WORK ITEM:
Give back, exactly as written, the lines from the beginning of the listing through the one that contains "The largest gap".

MATERIAL PROVIDED:
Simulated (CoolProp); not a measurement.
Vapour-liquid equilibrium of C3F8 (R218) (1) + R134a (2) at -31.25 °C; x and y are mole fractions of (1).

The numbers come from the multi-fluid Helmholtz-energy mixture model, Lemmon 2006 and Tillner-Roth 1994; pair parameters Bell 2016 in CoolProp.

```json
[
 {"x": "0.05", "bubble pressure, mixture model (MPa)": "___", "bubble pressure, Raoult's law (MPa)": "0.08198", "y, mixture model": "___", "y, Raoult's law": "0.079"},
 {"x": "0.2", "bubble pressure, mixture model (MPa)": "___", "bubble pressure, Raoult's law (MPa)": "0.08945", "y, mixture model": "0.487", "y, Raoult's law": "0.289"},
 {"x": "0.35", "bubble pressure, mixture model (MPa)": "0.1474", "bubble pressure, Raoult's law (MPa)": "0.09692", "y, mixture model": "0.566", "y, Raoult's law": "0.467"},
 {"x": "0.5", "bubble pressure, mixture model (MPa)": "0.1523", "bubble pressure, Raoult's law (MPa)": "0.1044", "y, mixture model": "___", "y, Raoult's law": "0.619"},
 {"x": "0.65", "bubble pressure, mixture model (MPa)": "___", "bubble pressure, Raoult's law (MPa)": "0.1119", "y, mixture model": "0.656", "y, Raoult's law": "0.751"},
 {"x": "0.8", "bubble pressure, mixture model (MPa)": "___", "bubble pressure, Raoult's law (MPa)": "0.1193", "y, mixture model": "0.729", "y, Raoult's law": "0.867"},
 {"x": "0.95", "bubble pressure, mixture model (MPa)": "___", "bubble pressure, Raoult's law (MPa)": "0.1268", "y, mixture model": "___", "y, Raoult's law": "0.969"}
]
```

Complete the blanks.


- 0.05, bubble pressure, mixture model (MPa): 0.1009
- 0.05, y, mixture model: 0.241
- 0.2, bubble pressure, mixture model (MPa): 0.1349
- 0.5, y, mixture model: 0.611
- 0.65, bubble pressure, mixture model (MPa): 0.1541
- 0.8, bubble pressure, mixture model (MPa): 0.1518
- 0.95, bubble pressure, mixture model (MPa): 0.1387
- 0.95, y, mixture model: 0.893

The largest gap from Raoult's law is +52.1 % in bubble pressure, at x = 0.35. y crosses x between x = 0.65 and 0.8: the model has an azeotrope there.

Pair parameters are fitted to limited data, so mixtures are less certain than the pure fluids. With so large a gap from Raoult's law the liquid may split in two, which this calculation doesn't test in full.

REPLY:
Simulated (CoolProp); not a measurement.
Vapour-liquid equilibrium of C3F8 (R218) (1) + R134a (2) at -31.25 °C; x and y are mole fractions of (1).

The numbers come from the multi-fluid Helmholtz-energy mixture model, Lemmon 2006 and Tillner-Roth 1994; pair parameters Bell 2016 in CoolProp.

```json
[
 {"x": "0.05", "bubble pressure, mixture model (MPa)": "___", "bubble pressure, Raoult's law (MPa)": "0.08198", "y, mixture model": "___", "y, Raoult's law": "0.079"},
 {"x": "0.2", "bubble pressure, mixture model (MPa)": "___", "bubble pressure, Raoult's law (MPa)": "0.08945", "y, mixture model": "0.487", "y, Raoult's law": "0.289"},
 {"x": "0.35", "bubble pressure, mixture model (MPa)": "0.1474", "bubble pressure, Raoult's law (MPa)": "0.09692", "y, mixture model": "0.566", "y, Raoult's law": "0.467"},
 {"x": "0.5", "bubble pressure, mixture model (MPa)": "0.1523", "bubble pressure, Raoult's law (MPa)": "0.1044", "y, mixture model": "___", "y, Raoult's law": "0.619"},
 {"x": "0.65", "bubble pressure, mixture model (MPa)": "___", "bubble pressure, Raoult's law (MPa)": "0.1119", "y, mixture model": "0.656", "y, Raoult's law": "0.751"},
 {"x": "0.8", "bubble pressure, mixture model (MPa)": "___", "bubble pressure, Raoult's law (MPa)": "0.1193", "y, mixture model": "0.729", "y, Raoult's law": "0.867"},
 {"x": "0.95", "bubble pressure, mixture model (MPa)": "___", "bubble pressure, Raoult's law (MPa)": "0.1268", "y, mixture model": "___", "y, Raoult's law": "0.969"}
]
```

Complete the blanks.


- 0.05, bubble pressure, mixture model (MPa): 0.1009
- 0.05, y, mixture model: 0.241
- 0.2, bubble pressure, mixture model (MPa): 0.1349
- 0.5, y, mixture model: 0.611
- 0.65, bubble pressure, mixture model (MPa): 0.1541
- 0.8, bubble pressure, mixture model (MPa): 0.1518
- 0.95, bubble pressure, mixture model (MPa): 0.1387
- 0.95, y, mixture model: 0.893

The largest gap from Raoult's law is +52.1 % in bubble pressure, at x = 0.35. y crosses x between x = 0.65 and 0.8: the model has an azeotrope there.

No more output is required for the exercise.